━━ Data to examine
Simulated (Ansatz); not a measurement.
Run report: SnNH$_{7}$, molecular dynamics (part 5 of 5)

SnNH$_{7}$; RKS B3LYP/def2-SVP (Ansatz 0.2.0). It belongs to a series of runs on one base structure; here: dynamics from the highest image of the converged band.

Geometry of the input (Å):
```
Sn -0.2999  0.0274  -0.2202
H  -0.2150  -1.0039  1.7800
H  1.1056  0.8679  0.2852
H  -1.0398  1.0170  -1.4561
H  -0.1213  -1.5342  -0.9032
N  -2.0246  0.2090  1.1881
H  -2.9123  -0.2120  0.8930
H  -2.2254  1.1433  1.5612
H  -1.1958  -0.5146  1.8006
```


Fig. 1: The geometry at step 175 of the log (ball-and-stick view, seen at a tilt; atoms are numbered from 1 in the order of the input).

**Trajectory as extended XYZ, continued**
━━━━

**Activity:**
Give again, word for word, every line of the listing above from the one with "Geometry of the" to the one with "Fig. 1: The", both inclusive, and nothing beyond them.

**Your solution:**
Geometry of the input (Å):
```
Sn -0.2999  0.0274  -0.2202
H  -0.2150  -1.0039  1.7800
H  1.1056  0.8679  0.2852
H  -1.0398  1.0170  -1.4561
H  -0.1213  -1.5342  -0.9032
N  -2.0246  0.2090  1.1881
H  -2.9123  -0.2120  0.8930
H  -2.2254  1.1433  1.5612
H  -1.1958  -0.5146  1.8006
```


Fig. 1: The geometry at step 175 of the log (ball-and-stick view, seen at a tilt; atoms are numbered from 1 in the order of the input).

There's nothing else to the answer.